-=-=-=-=-

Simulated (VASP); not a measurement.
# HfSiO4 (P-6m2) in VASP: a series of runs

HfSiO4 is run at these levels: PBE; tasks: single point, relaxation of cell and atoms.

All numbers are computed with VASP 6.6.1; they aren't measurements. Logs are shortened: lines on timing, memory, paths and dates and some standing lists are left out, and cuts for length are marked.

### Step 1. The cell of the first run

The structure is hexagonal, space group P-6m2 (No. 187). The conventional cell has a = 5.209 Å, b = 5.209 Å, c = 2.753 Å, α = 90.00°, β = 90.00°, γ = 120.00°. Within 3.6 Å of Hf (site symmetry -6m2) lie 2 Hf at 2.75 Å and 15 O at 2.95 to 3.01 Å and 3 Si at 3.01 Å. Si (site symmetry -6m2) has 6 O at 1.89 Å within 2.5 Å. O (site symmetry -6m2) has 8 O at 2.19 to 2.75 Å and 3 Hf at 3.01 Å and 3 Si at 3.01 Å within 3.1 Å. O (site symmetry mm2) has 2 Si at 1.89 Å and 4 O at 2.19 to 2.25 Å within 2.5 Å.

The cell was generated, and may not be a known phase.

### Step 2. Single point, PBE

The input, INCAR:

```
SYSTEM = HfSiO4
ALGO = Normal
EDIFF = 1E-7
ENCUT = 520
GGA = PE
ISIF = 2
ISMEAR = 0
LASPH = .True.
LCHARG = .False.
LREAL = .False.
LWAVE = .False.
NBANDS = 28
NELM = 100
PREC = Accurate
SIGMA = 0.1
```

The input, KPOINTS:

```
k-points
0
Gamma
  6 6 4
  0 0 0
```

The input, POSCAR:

-=-=-=-=-

Nothing in the entries above should differ when you return them in full.

** EXERCISE ANSWER **
Simulated (VASP); not a measurement.
# HfSiO4 (P-6m2) in VASP: a series of runs

HfSiO4 is run at these levels: PBE; tasks: single point, relaxation of cell and atoms.

All numbers are computed with VASP 6.6.1; they aren't measurements. Logs are shortened: lines on timing, memory, paths and dates and some standing lists are left out, and cuts for length are marked.

### Step 1. The cell of the first run

The structure is hexagonal, space group P-6m2 (No. 187). The conventional cell has a = 5.209 Å, b = 5.209 Å, c = 2.753 Å, α = 90.00°, β = 90.00°, γ = 120.00°. Within 3.6 Å of Hf (site symmetry -6m2) lie 2 Hf at 2.75 Å and 15 O at 2.95 to 3.01 Å and 3 Si at 3.01 Å. Si (site symmetry -6m2) has 6 O at 1.89 Å within 2.5 Å. O (site symmetry -6m2) has 8 O at 2.19 to 2.75 Å and 3 Hf at 3.01 Å and 3 Si at 3.01 Å within 3.1 Å. O (site symmetry mm2) has 2 Si at 1.89 Å and 4 O at 2.19 to 2.25 Å within 2.5 Å.

The cell was generated, and may not be a known phase.

### Step 2. Single point, PBE

The input, INCAR:

```
SYSTEM = HfSiO4
ALGO = Normal
EDIFF = 1E-7
ENCUT = 520
GGA = PE
ISIF = 2
ISMEAR = 0
LASPH = .True.
LCHARG = .False.
LREAL = .False.
LWAVE = .False.
NBANDS = 28
NELM = 100
PREC = Accurate
SIGMA = 0.1
```

The input, KPOINTS:

```
k-points
0
Gamma
  6 6 4
  0 0 0
```

The input, POSCAR:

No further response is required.